* _TASK ITEM_:
Everything from the first line of the entries below through the line holding "Alike in all" must be printed exactly as written.

■ ■ ■ ■ ■ ■ ■

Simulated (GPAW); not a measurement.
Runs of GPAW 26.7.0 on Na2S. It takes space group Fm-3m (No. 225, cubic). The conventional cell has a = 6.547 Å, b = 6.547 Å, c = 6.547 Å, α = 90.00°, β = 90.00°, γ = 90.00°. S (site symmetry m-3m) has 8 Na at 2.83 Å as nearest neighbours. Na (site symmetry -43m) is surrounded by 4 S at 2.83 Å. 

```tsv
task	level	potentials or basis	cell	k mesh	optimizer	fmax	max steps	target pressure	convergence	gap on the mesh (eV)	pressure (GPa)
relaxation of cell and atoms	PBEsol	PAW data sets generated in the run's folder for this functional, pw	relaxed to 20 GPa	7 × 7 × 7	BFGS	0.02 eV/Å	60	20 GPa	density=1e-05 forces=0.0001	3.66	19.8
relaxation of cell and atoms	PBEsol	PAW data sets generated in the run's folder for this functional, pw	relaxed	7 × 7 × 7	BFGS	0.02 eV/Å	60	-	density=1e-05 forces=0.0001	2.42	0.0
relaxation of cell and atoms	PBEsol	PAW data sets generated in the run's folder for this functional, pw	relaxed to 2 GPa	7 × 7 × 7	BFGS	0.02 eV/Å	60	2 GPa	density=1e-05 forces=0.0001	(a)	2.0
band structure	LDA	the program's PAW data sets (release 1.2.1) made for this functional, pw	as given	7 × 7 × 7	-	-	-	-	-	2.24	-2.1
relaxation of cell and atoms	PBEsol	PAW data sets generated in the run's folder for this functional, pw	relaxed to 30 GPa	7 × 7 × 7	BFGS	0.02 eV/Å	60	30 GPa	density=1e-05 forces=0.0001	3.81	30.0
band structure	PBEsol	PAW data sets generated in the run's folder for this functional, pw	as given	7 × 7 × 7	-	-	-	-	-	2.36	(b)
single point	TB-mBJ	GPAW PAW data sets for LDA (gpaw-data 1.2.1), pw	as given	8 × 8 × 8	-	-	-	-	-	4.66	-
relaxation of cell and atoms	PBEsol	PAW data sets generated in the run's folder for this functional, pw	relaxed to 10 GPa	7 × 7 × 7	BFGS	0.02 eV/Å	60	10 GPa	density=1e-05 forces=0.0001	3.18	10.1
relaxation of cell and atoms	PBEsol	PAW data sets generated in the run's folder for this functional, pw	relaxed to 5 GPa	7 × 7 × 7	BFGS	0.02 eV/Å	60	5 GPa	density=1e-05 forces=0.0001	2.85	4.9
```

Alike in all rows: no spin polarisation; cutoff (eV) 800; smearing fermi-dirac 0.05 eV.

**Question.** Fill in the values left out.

■ ■ ■ ■ ■ ■ ■

* _EXERCISE ANSWER_:
Simulated (GPAW); not a measurement.
Runs of GPAW 26.7.0 on Na2S. It takes space group Fm-3m (No. 225, cubic). The conventional cell has a = 6.547 Å, b = 6.547 Å, c = 6.547 Å, α = 90.00°, β = 90.00°, γ = 90.00°. S (site symmetry m-3m) has 8 Na at 2.83 Å as nearest neighbours. Na (site symmetry -43m) is surrounded by 4 S at 2.83 Å. 

```tsv
task	level	potentials or basis	cell	k mesh	optimizer	fmax	max steps	target pressure	convergence	gap on the mesh (eV)	pressure (GPa)
relaxation of cell and atoms	PBEsol	PAW data sets generated in the run's folder for this functional, pw	relaxed to 20 GPa	7 × 7 × 7	BFGS	0.02 eV/Å	60	20 GPa	density=1e-05 forces=0.0001	3.66	19.8
relaxation of cell and atoms	PBEsol	PAW data sets generated in the run's folder for this functional, pw	relaxed	7 × 7 × 7	BFGS	0.02 eV/Å	60	-	density=1e-05 forces=0.0001	2.42	0.0
relaxation of cell and atoms	PBEsol	PAW data sets generated in the run's folder for this functional, pw	relaxed to 2 GPa	7 × 7 × 7	BFGS	0.02 eV/Å	60	2 GPa	density=1e-05 forces=0.0001	(a)	2.0
band structure	LDA	the program's PAW data sets (release 1.2.1) made for this functional, pw	as given	7 × 7 × 7	-	-	-	-	-	2.24	-2.1
relaxation of cell and atoms	PBEsol	PAW data sets generated in the run's folder for this functional, pw	relaxed to 30 GPa	7 × 7 × 7	BFGS	0.02 eV/Å	60	30 GPa	density=1e-05 forces=0.0001	3.81	30.0
band structure	PBEsol	PAW data sets generated in the run's folder for this functional, pw	as given	7 × 7 × 7	-	-	-	-	-	2.36	(b)
single point	TB-mBJ	GPAW PAW data sets for LDA (gpaw-data 1.2.1), pw	as given	8 × 8 × 8	-	-	-	-	-	4.66	-
relaxation of cell and atoms	PBEsol	PAW data sets generated in the run's folder for this functional, pw	relaxed to 10 GPa	7 × 7 × 7	BFGS	0.02 eV/Å	60	10 GPa	density=1e-05 forces=0.0001	3.18	10.1
relaxation of cell and atoms	PBEsol	PAW data sets generated in the run's folder for this functional, pw	relaxed to 5 GPa	7 × 7 × 7	BFGS	0.02 eV/Å	60	5 GPa	density=1e-05 forces=0.0001	2.85	4.9
```

Alike in all rows: no spin polarisation; cutoff (eV) 800; smearing fermi-dirac 0.05 eV.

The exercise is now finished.